-- RECORDS SHOWN follows --

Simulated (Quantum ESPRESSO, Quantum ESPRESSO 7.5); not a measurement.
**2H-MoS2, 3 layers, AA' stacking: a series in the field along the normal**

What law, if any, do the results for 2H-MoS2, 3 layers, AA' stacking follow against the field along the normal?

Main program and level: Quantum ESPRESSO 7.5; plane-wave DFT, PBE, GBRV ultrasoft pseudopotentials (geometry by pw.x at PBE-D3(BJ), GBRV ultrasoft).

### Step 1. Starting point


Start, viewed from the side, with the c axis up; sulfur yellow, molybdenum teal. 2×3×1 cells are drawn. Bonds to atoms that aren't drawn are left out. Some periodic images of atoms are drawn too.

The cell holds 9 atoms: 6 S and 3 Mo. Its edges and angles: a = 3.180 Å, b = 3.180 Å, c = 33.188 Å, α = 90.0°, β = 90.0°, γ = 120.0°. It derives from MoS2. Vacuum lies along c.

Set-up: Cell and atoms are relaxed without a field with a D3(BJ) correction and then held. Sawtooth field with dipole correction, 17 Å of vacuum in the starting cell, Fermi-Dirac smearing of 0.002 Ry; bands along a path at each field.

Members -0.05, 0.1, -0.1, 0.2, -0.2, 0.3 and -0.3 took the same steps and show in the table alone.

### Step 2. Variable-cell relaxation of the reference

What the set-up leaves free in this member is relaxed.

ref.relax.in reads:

-- RECORDS SHOWN concluded --

ACTIVITY >> Only the lines from the start of the material through the line bearing "Main program and" are needed, restated exactly, with both end lines included.

ANSWER SECTION >>
Simulated (Quantum ESPRESSO, Quantum ESPRESSO 7.5); not a measurement.
**2H-MoS2, 3 layers, AA' stacking: a series in the field along the normal**

What law, if any, do the results for 2H-MoS2, 3 layers, AA' stacking follow against the field along the normal?

Main program and level: Quantum ESPRESSO 7.5; plane-wave DFT, PBE, GBRV ultrasoft pseudopotentials (geometry by pw.x at PBE-D3(BJ), GBRV ultrasoft).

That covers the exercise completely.